→ **Data listing**
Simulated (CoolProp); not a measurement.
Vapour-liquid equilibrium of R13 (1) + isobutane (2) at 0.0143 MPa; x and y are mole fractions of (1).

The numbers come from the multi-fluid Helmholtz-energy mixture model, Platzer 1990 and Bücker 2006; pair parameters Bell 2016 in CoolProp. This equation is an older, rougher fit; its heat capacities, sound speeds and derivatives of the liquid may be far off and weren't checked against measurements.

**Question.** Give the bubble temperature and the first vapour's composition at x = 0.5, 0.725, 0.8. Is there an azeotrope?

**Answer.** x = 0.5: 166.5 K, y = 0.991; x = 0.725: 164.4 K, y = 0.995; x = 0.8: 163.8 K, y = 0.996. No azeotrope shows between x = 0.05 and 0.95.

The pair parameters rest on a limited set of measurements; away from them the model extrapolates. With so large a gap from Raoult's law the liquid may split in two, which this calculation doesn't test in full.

→ **Work instruction**
What you return must match the listing exactly, line for line.

→ **Answer space**
Simulated (CoolProp); not a measurement.
Vapour-liquid equilibrium of R13 (1) + isobutane (2) at 0.0143 MPa; x and y are mole fractions of (1).

The numbers come from the multi-fluid Helmholtz-energy mixture model, Platzer 1990 and Bücker 2006; pair parameters Bell 2016 in CoolProp. This equation is an older, rougher fit; its heat capacities, sound speeds and derivatives of the liquid may be far off and weren't checked against measurements.

**Question.** Give the bubble temperature and the first vapour's composition at x = 0.5, 0.725, 0.8. Is there an azeotrope?

**Answer.** x = 0.5: 166.5 K, y = 0.991; x = 0.725: 164.4 K, y = 0.995; x = 0.8: 163.8 K, y = 0.996. No azeotrope shows between x = 0.05 and 0.95.

The pair parameters rest on a limited set of measurements; away from them the model extrapolates. With so large a gap from Raoult's law the liquid may split in two, which this calculation doesn't test in full.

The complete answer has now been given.